- **Assignment**
All of the data is to be set down again without any alteration.

- **Dataset excerpts**
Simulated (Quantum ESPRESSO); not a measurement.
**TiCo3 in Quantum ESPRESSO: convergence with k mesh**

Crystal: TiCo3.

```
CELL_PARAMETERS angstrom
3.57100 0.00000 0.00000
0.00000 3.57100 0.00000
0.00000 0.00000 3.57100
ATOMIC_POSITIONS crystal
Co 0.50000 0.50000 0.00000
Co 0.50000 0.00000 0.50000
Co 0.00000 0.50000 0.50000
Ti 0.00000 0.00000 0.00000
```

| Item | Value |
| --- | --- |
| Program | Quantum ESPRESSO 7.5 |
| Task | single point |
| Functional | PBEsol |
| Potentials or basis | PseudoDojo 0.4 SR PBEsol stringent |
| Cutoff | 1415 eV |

- **Problem solution**
Simulated (Quantum ESPRESSO); not a measurement.
**TiCo3 in Quantum ESPRESSO: convergence with k mesh**

Crystal: TiCo3.

```
CELL_PARAMETERS angstrom
3.57100 0.00000 0.00000
0.00000 3.57100 0.00000
0.00000 0.00000 3.57100
ATOMIC_POSITIONS crystal
Co 0.50000 0.50000 0.00000
Co 0.50000 0.00000 0.50000
Co 0.00000 0.50000 0.50000
Ti 0.00000 0.00000 0.00000
```

| Item | Value |
| --- | --- |
| Program | Quantum ESPRESSO 7.5 |
| Task | single point |
| Functional | PBEsol |
| Potentials or basis | PseudoDojo 0.4 SR PBEsol stringent |
| Cutoff | 1415 eV |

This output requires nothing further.